• Work instruction:
Make an exact copy of the lines starting at the top of the listing below and ending at the line that contains "Caveat: the PAW", inclusive.

- Opening Delimiter -

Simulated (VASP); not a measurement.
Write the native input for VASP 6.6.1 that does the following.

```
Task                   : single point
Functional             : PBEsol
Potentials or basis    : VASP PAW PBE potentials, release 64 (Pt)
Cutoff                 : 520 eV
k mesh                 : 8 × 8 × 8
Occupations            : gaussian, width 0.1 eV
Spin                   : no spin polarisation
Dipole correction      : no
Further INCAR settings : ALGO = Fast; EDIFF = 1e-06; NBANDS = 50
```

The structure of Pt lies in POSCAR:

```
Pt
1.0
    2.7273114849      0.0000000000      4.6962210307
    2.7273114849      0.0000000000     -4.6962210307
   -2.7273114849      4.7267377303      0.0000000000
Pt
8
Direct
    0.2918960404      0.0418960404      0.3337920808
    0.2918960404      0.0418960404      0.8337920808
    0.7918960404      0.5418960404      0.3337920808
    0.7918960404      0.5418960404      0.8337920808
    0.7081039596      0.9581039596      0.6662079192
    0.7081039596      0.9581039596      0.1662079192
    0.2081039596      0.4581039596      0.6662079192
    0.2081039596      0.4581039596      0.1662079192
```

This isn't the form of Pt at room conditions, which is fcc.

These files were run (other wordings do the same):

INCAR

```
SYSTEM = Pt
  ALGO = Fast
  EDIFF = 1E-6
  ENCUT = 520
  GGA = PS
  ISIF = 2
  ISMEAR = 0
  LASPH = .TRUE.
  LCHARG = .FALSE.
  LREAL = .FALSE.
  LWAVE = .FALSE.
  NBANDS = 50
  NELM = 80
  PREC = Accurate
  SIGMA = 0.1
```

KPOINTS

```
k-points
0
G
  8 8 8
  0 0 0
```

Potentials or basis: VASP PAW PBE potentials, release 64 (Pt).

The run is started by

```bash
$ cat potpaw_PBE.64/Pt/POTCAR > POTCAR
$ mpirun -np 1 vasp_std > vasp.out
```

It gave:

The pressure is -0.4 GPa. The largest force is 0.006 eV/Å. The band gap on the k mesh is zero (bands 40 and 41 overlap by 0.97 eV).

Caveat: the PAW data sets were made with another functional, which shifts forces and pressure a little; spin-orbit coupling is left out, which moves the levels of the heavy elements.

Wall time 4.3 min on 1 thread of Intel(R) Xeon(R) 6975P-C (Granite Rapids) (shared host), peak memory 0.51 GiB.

- Closing Delimiter -

• Response area:
Simulated (VASP); not a measurement.
Write the native input for VASP 6.6.1 that does the following.

```
Task                   : single point
Functional             : PBEsol
Potentials or basis    : VASP PAW PBE potentials, release 64 (Pt)
Cutoff                 : 520 eV
k mesh                 : 8 × 8 × 8
Occupations            : gaussian, width 0.1 eV
Spin                   : no spin polarisation
Dipole correction      : no
Further INCAR settings : ALGO = Fast; EDIFF = 1e-06; NBANDS = 50
```

The structure of Pt lies in POSCAR:

```
Pt
1.0
    2.7273114849      0.0000000000      4.6962210307
    2.7273114849      0.0000000000     -4.6962210307
   -2.7273114849      4.7267377303      0.0000000000
Pt
8
Direct
    0.2918960404      0.0418960404      0.3337920808
    0.2918960404      0.0418960404      0.8337920808
    0.7918960404      0.5418960404      0.3337920808
    0.7918960404      0.5418960404      0.8337920808
    0.7081039596      0.9581039596      0.6662079192
    0.7081039596      0.9581039596      0.1662079192
    0.2081039596      0.4581039596      0.6662079192
    0.2081039596      0.4581039596      0.1662079192
```

This isn't the form of Pt at room conditions, which is fcc.

These files were run (other wordings do the same):

INCAR

```
SYSTEM = Pt
  ALGO = Fast
  EDIFF = 1E-6
  ENCUT = 520
  GGA = PS
  ISIF = 2
  ISMEAR = 0
  LASPH = .TRUE.
  LCHARG = .FALSE.
  LREAL = .FALSE.
  LWAVE = .FALSE.
  NBANDS = 50
  NELM = 80
  PREC = Accurate
  SIGMA = 0.1
```

KPOINTS

```
k-points
0
G
  8 8 8
  0 0 0
```

Potentials or basis: VASP PAW PBE potentials, release 64 (Pt).

The run is started by

```bash
$ cat potpaw_PBE.64/Pt/POTCAR > POTCAR
$ mpirun -np 1 vasp_std > vasp.out
```

It gave:

The pressure is -0.4 GPa. The largest force is 0.006 eV/Å. The band gap on the k mesh is zero (bands 40 and 41 overlap by 0.97 eV).

Caveat: the PAW data sets were made with another functional, which shifts forces and pressure a little; spin-orbit coupling is left out, which moves the levels of the heavy elements.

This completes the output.